> Requirement:
From the data underneath, reproduce exactly the stretch that begins at the line with "4.551 | 12.328 |" and ends after the line with "before it leaves?".

> Data for review:
▼▼▼

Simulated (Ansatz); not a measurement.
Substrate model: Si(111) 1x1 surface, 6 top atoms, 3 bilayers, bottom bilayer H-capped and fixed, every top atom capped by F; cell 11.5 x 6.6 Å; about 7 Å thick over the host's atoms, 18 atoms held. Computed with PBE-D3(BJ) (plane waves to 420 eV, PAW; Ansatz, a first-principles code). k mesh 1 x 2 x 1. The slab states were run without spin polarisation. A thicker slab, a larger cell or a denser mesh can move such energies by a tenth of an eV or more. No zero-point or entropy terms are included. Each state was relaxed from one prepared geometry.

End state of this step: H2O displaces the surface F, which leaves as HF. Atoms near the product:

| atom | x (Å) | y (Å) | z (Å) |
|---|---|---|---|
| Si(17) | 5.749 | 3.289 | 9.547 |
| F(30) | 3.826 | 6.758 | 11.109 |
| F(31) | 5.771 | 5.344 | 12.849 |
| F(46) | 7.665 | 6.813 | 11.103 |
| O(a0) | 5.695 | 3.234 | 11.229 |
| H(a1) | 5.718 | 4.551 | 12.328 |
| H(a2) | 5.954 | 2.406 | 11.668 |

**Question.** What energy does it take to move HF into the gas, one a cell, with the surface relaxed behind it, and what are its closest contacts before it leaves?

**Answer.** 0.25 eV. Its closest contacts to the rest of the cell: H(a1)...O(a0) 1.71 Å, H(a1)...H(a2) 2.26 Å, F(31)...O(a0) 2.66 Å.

▲▲▲

> Task result:
| H(a1) | 5.718 | 4.551 | 12.328 |
| H(a2) | 5.954 | 2.406 | 11.668 |

**Question.** What energy does it take to move HF into the gas, one a cell, with the surface relaxed behind it, and what are its closest contacts before it leaves?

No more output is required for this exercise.